▶ **REQUIRED ACTION**
With the material below, print exactly the lines between the line holding "Question: Fit a" and the line holding "The gaps are", inclusive. Add nothing else.

BEGIN EXTRACTED RECORDS

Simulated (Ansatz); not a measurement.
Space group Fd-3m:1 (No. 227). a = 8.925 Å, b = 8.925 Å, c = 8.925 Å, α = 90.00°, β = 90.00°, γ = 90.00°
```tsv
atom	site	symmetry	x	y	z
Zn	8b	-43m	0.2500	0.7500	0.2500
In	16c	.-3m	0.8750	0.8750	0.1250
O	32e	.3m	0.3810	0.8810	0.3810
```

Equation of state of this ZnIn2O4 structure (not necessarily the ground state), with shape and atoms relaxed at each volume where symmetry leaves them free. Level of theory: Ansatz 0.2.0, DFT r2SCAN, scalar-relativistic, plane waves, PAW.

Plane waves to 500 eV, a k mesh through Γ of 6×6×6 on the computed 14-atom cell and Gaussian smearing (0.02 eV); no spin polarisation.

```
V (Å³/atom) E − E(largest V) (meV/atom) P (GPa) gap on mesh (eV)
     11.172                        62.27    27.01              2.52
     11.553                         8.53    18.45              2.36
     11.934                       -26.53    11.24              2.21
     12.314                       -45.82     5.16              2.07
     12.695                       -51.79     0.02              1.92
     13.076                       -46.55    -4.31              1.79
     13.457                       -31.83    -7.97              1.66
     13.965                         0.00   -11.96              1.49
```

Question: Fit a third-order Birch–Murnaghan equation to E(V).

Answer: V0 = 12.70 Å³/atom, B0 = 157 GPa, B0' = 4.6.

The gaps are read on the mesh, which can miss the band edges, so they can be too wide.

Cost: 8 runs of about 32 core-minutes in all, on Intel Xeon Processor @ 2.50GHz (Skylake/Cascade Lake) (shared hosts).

END EXTRACTED RECORDS

▶ **SOLUTION**
Question: Fit a third-order Birch–Murnaghan equation to E(V).

Answer: V0 = 12.70 Å³/atom, B0 = 157 GPa, B0' = 4.6.

The gaps are read on the mesh, which can miss the band edges, so they can be too wide.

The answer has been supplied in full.